WORK ORDER: Below are the records. Retype exactly the lines between the lines holding "Runs of VASP" and "none | (a) |", inclusive.

■ ■ ■ ■ ■

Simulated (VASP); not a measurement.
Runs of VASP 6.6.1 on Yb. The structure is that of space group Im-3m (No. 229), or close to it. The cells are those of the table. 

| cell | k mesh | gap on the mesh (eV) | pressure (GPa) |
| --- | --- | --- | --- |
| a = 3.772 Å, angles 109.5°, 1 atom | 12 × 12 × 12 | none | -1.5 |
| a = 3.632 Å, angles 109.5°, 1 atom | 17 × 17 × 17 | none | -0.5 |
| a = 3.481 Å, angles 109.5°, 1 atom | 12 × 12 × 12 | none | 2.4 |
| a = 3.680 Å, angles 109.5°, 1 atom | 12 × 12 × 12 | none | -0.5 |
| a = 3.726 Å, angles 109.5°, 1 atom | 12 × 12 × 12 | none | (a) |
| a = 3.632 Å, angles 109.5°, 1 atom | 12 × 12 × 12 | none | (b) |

■ ■ ■ ■ ■

TASK SOLUTION:
Runs of VASP 6.6.1 on Yb. The structure is that of space group Im-3m (No. 229), or close to it. The cells are those of the table. 

| cell | k mesh | gap on the mesh (eV) | pressure (GPa) |
| --- | --- | --- | --- |
| a = 3.772 Å, angles 109.5°, 1 atom | 12 × 12 × 12 | none | -1.5 |
| a = 3.632 Å, angles 109.5°, 1 atom | 17 × 17 × 17 | none | -0.5 |
| a = 3.481 Å, angles 109.5°, 1 atom | 12 × 12 × 12 | none | 2.4 |
| a = 3.680 Å, angles 109.5°, 1 atom | 12 × 12 × 12 | none | -0.5 |
| a = 3.726 Å, angles 109.5°, 1 atom | 12 × 12 × 12 | none | (a) |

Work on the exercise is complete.